## ENTRIES SUPPLIED
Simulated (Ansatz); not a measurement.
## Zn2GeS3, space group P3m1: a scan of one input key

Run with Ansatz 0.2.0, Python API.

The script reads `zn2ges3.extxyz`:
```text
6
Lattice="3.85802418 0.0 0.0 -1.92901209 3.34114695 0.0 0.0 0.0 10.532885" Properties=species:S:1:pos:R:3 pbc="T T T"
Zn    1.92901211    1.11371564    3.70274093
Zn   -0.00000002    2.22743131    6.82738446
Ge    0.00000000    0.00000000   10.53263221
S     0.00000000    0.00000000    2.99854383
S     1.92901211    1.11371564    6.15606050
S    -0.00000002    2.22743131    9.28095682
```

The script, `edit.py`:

## ACTION ITEM
The reply should contain all of the entries exactly as shown above.

## EXERCISE RESULT
Simulated (Ansatz); not a measurement.
## Zn2GeS3, space group P3m1: a scan of one input key

Run with Ansatz 0.2.0, Python API.

The script reads `zn2ges3.extxyz`:
```text
6
Lattice="3.85802418 0.0 0.0 -1.92901209 3.34114695 0.0 0.0 0.0 10.532885" Properties=species:S:1:pos:R:3 pbc="T T T"
Zn    1.92901211    1.11371564    3.70274093
Zn   -0.00000002    2.22743131    6.82738446
Ge    0.00000000    0.00000000   10.53263221
S     0.00000000    0.00000000    2.99854383
S     1.92901211    1.11371564    6.15606050
S    -0.00000002    2.22743131    9.28095682
```

The script, `edit.py`:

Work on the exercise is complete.